**WORK TASK:**
Repeat each entry in the listing word for word.

=== THE DATA ===
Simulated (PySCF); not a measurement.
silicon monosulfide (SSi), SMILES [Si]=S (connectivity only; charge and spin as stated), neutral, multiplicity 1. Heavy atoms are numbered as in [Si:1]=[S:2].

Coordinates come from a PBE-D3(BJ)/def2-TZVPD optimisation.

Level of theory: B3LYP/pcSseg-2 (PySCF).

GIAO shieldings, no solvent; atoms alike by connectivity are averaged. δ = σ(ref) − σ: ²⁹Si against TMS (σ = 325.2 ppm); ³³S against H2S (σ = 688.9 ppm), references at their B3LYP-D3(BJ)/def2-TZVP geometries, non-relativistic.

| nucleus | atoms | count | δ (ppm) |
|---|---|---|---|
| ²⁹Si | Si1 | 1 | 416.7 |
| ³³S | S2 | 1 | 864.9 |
===

**YOUR SOLUTION:**
Simulated (PySCF); not a measurement.
silicon monosulfide (SSi), SMILES [Si]=S (connectivity only; charge and spin as stated), neutral, multiplicity 1. Heavy atoms are numbered as in [Si:1]=[S:2].

Coordinates come from a PBE-D3(BJ)/def2-TZVPD optimisation.

Level of theory: B3LYP/pcSseg-2 (PySCF).

GIAO shieldings, no solvent; atoms alike by connectivity are averaged. δ = σ(ref) − σ: ²⁹Si against TMS (σ = 325.2 ppm); ³³S against H2S (σ = 688.9 ppm), references at their B3LYP-D3(BJ)/def2-TZVP geometries, non-relativistic.

| nucleus | atoms | count | δ (ppm) |
|---|---|---|---|
| ²⁹Si | Si1 | 1 | 416.7 |
| ³³S | S2 | 1 | 864.9 |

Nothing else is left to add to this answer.